--------------------------------

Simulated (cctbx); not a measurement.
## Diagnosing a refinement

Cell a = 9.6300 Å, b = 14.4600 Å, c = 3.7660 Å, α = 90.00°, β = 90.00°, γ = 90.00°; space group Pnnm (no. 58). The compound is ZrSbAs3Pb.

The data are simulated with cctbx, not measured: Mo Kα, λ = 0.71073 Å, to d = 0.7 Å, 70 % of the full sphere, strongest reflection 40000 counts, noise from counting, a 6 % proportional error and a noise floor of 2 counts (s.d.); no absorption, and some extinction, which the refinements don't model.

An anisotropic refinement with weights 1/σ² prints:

--------------------------------

* _REQUIREMENT_: Reproduce the records above exactly, from the first line to the line that holds "The data are", inclusive, and omit everything after it.

* _TASK RESULT_:
Simulated (cctbx); not a measurement.
## Diagnosing a refinement

Cell a = 9.6300 Å, b = 14.4600 Å, c = 3.7660 Å, α = 90.00°, β = 90.00°, γ = 90.00°; space group Pnnm (no. 58). The compound is ZrSbAs3Pb.

The data are simulated with cctbx, not measured: Mo Kα, λ = 0.71073 Å, to d = 0.7 Å, 70 % of the full sphere, strongest reflection 40000 counts, noise from counting, a 6 % proportional error and a noise floor of 2 counts (s.d.); no absorption, and some extinction, which the refinements don't model.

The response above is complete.